──────── Extracted information

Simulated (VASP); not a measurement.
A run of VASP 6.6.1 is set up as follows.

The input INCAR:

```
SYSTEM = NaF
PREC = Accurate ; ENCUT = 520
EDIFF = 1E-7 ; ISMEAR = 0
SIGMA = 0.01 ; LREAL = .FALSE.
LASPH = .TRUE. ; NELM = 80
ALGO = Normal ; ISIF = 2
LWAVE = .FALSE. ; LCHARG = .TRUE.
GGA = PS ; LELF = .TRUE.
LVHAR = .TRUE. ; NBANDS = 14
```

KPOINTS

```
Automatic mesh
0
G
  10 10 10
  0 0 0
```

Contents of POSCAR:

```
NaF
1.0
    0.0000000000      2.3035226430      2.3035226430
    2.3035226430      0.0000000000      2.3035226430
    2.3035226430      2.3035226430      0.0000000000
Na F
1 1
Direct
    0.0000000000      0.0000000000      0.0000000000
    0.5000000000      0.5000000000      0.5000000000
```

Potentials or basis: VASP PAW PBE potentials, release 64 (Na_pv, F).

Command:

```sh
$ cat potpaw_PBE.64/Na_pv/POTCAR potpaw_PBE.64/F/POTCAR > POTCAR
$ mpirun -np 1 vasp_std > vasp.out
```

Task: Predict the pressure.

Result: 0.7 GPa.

────────────────

**Required action:** Give every entry again, exactly as it reads.

**Task solution:**
Simulated (VASP); not a measurement.
A run of VASP 6.6.1 is set up as follows.

The input INCAR:

```
SYSTEM = NaF
PREC = Accurate ; ENCUT = 520
EDIFF = 1E-7 ; ISMEAR = 0
SIGMA = 0.01 ; LREAL = .FALSE.
LASPH = .TRUE. ; NELM = 80
ALGO = Normal ; ISIF = 2
LWAVE = .FALSE. ; LCHARG = .TRUE.
GGA = PS ; LELF = .TRUE.
LVHAR = .TRUE. ; NBANDS = 14
```

KPOINTS

```
Automatic mesh
0
G
  10 10 10
  0 0 0
```

Contents of POSCAR:

```
NaF
1.0
    0.0000000000      2.3035226430      2.3035226430
    2.3035226430      0.0000000000      2.3035226430
    2.3035226430      2.3035226430      0.0000000000
Na F
1 1
Direct
    0.0000000000      0.0000000000      0.0000000000
    0.5000000000      0.5000000000      0.5000000000
```

Potentials or basis: VASP PAW PBE potentials, release 64 (Na_pv, F).

Command:

```sh
$ cat potpaw_PBE.64/Na_pv/POTCAR potpaw_PBE.64/F/POTCAR > POTCAR
$ mpirun -np 1 vasp_std > vasp.out
```

Task: Predict the pressure.

Result: 0.7 GPa.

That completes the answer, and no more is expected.